From the first record through the last, copy each one exactly.

START Records supplied

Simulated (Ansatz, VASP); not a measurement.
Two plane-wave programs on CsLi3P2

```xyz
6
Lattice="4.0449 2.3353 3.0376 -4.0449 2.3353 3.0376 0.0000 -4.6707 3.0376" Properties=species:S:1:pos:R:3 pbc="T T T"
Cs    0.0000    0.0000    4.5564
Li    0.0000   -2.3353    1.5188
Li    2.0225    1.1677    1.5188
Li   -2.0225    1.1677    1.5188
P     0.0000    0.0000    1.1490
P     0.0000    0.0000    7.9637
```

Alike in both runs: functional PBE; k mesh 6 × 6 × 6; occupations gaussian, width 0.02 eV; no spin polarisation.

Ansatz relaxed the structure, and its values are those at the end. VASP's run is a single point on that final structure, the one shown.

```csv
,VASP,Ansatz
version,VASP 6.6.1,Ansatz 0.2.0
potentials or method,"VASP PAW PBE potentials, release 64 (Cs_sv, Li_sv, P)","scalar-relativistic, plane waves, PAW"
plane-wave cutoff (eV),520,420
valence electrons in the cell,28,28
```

END Records supplied

= Task solution =
Simulated (Ansatz, VASP); not a measurement.
Two plane-wave programs on CsLi3P2

```xyz
6
Lattice="4.0449 2.3353 3.0376 -4.0449 2.3353 3.0376 0.0000 -4.6707 3.0376" Properties=species:S:1:pos:R:3 pbc="T T T"
Cs    0.0000    0.0000    4.5564
Li    0.0000   -2.3353    1.5188
Li    2.0225    1.1677    1.5188
Li   -2.0225    1.1677    1.5188
P     0.0000    0.0000    1.1490
P     0.0000    0.0000    7.9637
```

Alike in both runs: functional PBE; k mesh 6 × 6 × 6; occupations gaussian, width 0.02 eV; no spin polarisation.

Ansatz relaxed the structure, and its values are those at the end. VASP's run is a single point on that final structure, the one shown.

```csv
,VASP,Ansatz
version,VASP 6.6.1,Ansatz 0.2.0
potentials or method,"VASP PAW PBE potentials, release 64 (Cs_sv, Li_sv, P)","scalar-relativistic, plane waves, PAW"
plane-wave cutoff (eV),520,420
valence electrons in the cell,28,28
```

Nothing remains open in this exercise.